Dataset entries:
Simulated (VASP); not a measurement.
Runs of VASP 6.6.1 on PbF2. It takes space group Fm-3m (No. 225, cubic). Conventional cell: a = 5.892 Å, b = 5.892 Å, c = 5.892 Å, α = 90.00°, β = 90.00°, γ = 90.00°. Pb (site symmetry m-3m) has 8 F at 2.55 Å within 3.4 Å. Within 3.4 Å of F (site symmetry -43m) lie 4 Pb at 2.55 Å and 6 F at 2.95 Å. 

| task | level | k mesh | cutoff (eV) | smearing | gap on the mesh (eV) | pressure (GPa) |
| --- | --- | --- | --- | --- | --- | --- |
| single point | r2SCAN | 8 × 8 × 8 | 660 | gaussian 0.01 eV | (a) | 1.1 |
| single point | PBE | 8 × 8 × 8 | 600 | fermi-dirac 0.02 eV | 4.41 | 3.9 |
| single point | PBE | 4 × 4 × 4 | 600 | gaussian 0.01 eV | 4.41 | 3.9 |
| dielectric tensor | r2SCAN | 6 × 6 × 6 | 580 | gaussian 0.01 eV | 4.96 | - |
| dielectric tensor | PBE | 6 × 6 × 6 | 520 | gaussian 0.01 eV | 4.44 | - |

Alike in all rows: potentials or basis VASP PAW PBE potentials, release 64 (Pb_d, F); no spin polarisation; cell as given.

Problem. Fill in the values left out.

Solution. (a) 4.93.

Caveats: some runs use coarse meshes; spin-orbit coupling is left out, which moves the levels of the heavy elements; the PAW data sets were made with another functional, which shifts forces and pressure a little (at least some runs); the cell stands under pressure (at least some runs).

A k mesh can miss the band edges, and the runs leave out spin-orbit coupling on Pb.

Activity:
If a line falls between the first line of the records and the line containing "Problem. Fill in the values left out.", inclusive, repeat it exactly; leave out all others.

Task response:
Simulated (VASP); not a measurement.
Runs of VASP 6.6.1 on PbF2. It takes space group Fm-3m (No. 225, cubic). Conventional cell: a = 5.892 Å, b = 5.892 Å, c = 5.892 Å, α = 90.00°, β = 90.00°, γ = 90.00°. Pb (site symmetry m-3m) has 8 F at 2.55 Å within 3.4 Å. Within 3.4 Å of F (site symmetry -43m) lie 4 Pb at 2.55 Å and 6 F at 2.95 Å. 

| task | level | k mesh | cutoff (eV) | smearing | gap on the mesh (eV) | pressure (GPa) |
| --- | --- | --- | --- | --- | --- | --- |
| single point | r2SCAN | 8 × 8 × 8 | 660 | gaussian 0.01 eV | (a) | 1.1 |
| single point | PBE | 8 × 8 × 8 | 600 | fermi-dirac 0.02 eV | 4.41 | 3.9 |
| single point | PBE | 4 × 4 × 4 | 600 | gaussian 0.01 eV | 4.41 | 3.9 |
| dielectric tensor | r2SCAN | 6 × 6 × 6 | 580 | gaussian 0.01 eV | 4.96 | - |
| dielectric tensor | PBE | 6 × 6 × 6 | 520 | gaussian 0.01 eV | 4.44 | - |

Alike in all rows: potentials or basis VASP PAW PBE potentials, release 64 (Pb_d, F); no spin polarisation; cell as given.

Problem. Fill in the values left out.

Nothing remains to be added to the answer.